**Work item:** All of the records below need to be returned exactly.

**Data provided:**
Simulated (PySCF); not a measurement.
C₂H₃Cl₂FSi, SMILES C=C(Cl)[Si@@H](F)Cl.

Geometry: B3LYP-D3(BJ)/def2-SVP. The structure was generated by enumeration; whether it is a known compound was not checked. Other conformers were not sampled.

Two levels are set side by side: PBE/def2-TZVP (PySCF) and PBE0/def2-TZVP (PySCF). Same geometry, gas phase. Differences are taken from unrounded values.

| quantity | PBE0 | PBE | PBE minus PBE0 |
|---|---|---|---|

**Your response:**
Simulated (PySCF); not a measurement.
C₂H₃Cl₂FSi, SMILES C=C(Cl)[Si@@H](F)Cl.

Geometry: B3LYP-D3(BJ)/def2-SVP. The structure was generated by enumeration; whether it is a known compound was not checked. Other conformers were not sampled.

Two levels are set side by side: PBE/def2-TZVP (PySCF) and PBE0/def2-TZVP (PySCF). Same geometry, gas phase. Differences are taken from unrounded values.

| quantity | PBE0 | PBE | PBE minus PBE0 |
|---|---|---|---|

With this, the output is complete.